## ASSIGNED TASK
Transcribe the listing word for word. Begin at its first line and end with the line containing "Estimate the wall time of this run.".

## EXCERPTED RECORDS
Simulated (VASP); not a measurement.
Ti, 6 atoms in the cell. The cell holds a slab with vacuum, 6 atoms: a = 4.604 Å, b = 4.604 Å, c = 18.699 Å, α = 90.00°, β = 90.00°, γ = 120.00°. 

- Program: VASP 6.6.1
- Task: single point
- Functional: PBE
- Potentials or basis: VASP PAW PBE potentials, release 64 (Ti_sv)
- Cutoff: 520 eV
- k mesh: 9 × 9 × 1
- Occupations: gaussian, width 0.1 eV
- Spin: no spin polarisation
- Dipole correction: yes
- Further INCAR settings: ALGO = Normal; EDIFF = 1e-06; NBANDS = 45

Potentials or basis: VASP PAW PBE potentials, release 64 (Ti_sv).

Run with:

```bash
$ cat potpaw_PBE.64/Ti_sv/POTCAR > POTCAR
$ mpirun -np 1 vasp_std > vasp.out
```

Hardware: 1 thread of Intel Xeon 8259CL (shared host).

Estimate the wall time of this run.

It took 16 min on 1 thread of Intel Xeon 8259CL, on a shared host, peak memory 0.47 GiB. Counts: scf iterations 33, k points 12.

## PROBLEM SOLUTION
Simulated (VASP); not a measurement.
Ti, 6 atoms in the cell. The cell holds a slab with vacuum, 6 atoms: a = 4.604 Å, b = 4.604 Å, c = 18.699 Å, α = 90.00°, β = 90.00°, γ = 120.00°. 

- Program: VASP 6.6.1
- Task: single point
- Functional: PBE
- Potentials or basis: VASP PAW PBE potentials, release 64 (Ti_sv)
- Cutoff: 520 eV
- k mesh: 9 × 9 × 1
- Occupations: gaussian, width 0.1 eV
- Spin: no spin polarisation
- Dipole correction: yes
- Further INCAR settings: ALGO = Normal; EDIFF = 1e-06; NBANDS = 45

Potentials or basis: VASP PAW PBE potentials, release 64 (Ti_sv).

Run with:

```bash
$ cat potpaw_PBE.64/Ti_sv/POTCAR > POTCAR
$ mpirun -np 1 vasp_std > vasp.out
```

Hardware: 1 thread of Intel Xeon 8259CL (shared host).

Estimate the wall time of this run.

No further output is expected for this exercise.